———
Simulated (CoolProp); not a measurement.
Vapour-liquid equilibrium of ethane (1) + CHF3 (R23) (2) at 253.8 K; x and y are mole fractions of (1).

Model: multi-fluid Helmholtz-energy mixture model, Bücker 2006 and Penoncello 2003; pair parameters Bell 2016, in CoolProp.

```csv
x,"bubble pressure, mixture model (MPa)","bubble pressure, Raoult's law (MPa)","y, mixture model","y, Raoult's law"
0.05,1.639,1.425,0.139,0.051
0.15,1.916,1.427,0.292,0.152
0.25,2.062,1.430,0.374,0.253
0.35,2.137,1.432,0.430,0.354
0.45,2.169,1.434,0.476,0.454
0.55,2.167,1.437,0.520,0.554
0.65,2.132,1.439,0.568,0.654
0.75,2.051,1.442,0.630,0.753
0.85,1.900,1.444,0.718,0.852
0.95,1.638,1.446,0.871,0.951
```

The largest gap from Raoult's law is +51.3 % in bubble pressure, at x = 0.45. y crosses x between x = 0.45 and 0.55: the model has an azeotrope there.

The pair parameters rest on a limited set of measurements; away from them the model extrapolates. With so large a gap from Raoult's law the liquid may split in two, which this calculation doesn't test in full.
———

Every line of the data above should be output exactly as written.

Simulated (CoolProp); not a measurement.
Vapour-liquid equilibrium of ethane (1) + CHF3 (R23) (2) at 253.8 K; x and y are mole fractions of (1).

Model: multi-fluid Helmholtz-energy mixture model, Bücker 2006 and Penoncello 2003; pair parameters Bell 2016, in CoolProp.

```csv
x,"bubble pressure, mixture model (MPa)","bubble pressure, Raoult's law (MPa)","y, mixture model","y, Raoult's law"
0.05,1.639,1.425,0.139,0.051
0.15,1.916,1.427,0.292,0.152
0.25,2.062,1.430,0.374,0.253
0.35,2.137,1.432,0.430,0.354
0.45,2.169,1.434,0.476,0.454
0.55,2.167,1.437,0.520,0.554
0.65,2.132,1.439,0.568,0.654
0.75,2.051,1.442,0.630,0.753
0.85,1.900,1.444,0.718,0.852
0.95,1.638,1.446,0.871,0.951
```

The largest gap from Raoult's law is +51.3 % in bubble pressure, at x = 0.45. y crosses x between x = 0.45 and 0.55: the model has an azeotrope there.

The pair parameters rest on a limited set of measurements; away from them the model extrapolates. With so large a gap from Raoult's law the liquid may split in two, which this calculation doesn't test in full.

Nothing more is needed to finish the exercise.